### WORK REQUEST
A verbatim copy of all entries is the expected output.

### ENTRIES SHOWN
___
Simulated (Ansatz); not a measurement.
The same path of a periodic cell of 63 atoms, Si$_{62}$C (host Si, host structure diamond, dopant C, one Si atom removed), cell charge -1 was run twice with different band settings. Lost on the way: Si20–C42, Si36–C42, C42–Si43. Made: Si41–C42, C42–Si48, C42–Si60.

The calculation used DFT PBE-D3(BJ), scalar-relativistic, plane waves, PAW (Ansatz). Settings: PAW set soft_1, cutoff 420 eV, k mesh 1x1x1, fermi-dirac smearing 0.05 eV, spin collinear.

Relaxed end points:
___

### EXERCISE ANSWER
Simulated (Ansatz); not a measurement.
The same path of a periodic cell of 63 atoms, Si$_{62}$C (host Si, host structure diamond, dopant C, one Si atom removed), cell charge -1 was run twice with different band settings. Lost on the way: Si20–C42, Si36–C42, C42–Si43. Made: Si41–C42, C42–Si48, C42–Si60.

The calculation used DFT PBE-D3(BJ), scalar-relativistic, plane waves, PAW (Ansatz). Settings: PAW set soft_1, cutoff 420 eV, k mesh 1x1x1, fermi-dirac smearing 0.05 eV, spin collinear.

Relaxed end points:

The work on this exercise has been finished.